TASK ITEM »
The records below are to be transcribed in full, exactly as given.

*** DATASET ENTRIES Section Begins ***

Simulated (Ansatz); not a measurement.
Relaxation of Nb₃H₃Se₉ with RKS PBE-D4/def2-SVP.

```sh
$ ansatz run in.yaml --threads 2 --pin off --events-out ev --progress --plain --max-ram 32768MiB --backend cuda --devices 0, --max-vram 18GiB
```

*** DATASET ENTRIES Section Ends ***

REPLY »
Simulated (Ansatz); not a measurement.
Relaxation of Nb₃H₃Se₉ with RKS PBE-D4/def2-SVP.

```sh
$ ansatz run in.yaml --threads 2 --pin off --events-out ev --progress --plain --max-ram 32768MiB --backend cuda --devices 0, --max-vram 18GiB
```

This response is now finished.